_Work item:_
In full and without alteration, write out the data below.

++++

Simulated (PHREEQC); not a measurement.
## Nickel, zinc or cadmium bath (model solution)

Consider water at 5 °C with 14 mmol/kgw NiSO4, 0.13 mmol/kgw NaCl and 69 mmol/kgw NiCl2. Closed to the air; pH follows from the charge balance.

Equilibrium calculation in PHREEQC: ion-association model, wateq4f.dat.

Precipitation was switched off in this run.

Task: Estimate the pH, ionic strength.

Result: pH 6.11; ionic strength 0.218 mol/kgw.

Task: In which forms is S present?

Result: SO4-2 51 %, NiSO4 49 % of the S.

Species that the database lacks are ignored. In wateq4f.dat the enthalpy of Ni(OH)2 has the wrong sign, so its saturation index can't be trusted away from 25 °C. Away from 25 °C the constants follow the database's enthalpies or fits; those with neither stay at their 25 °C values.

++++

_Exercise response:_
Simulated (PHREEQC); not a measurement.
## Nickel, zinc or cadmium bath (model solution)

Consider water at 5 °C with 14 mmol/kgw NiSO4, 0.13 mmol/kgw NaCl and 69 mmol/kgw NiCl2. Closed to the air; pH follows from the charge balance.

Equilibrium calculation in PHREEQC: ion-association model, wateq4f.dat.

Precipitation was switched off in this run.

Task: Estimate the pH, ionic strength.

Result: pH 6.11; ionic strength 0.218 mol/kgw.

Task: In which forms is S present?

Result: SO4-2 51 %, NiSO4 49 % of the S.

Species that the database lacks are ignored. In wateq4f.dat the enthalpy of Ni(OH)2 has the wrong sign, so its saturation index can't be trusted away from 25 °C. Away from 25 °C the constants follow the database's enthalpies or fits; those with neither stay at their 25 °C values.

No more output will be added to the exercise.